Required action:
Can you return the records below exactly as they stand, but only from the first line through the one with "Koster-Slater impurity in"?

Record set:
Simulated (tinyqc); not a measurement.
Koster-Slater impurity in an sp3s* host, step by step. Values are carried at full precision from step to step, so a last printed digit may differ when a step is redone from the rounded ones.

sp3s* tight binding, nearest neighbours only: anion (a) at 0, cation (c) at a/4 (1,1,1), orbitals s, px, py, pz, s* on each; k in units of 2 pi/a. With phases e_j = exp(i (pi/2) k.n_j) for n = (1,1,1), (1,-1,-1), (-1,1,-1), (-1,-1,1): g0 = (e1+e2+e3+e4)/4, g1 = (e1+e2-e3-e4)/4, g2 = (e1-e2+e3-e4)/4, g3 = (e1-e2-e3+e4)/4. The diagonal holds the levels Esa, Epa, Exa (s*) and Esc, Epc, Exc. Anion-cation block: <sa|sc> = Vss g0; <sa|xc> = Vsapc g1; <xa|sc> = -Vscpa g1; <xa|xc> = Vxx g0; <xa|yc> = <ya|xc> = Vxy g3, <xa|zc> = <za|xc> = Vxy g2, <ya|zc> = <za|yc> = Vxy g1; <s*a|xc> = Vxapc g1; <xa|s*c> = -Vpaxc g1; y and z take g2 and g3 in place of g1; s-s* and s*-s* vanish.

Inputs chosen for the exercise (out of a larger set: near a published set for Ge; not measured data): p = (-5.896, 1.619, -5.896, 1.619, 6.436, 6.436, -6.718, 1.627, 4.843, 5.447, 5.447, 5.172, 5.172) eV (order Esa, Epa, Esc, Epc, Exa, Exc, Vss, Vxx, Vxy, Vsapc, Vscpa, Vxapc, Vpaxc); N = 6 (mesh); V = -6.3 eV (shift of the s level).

Exercise answer:
Simulated (tinyqc); not a measurement.
Koster-Slater impurity in an sp3s* host, step by step. Values are carried at full precision from step to step, so a last printed digit may differ when a step is redone from the rounded ones.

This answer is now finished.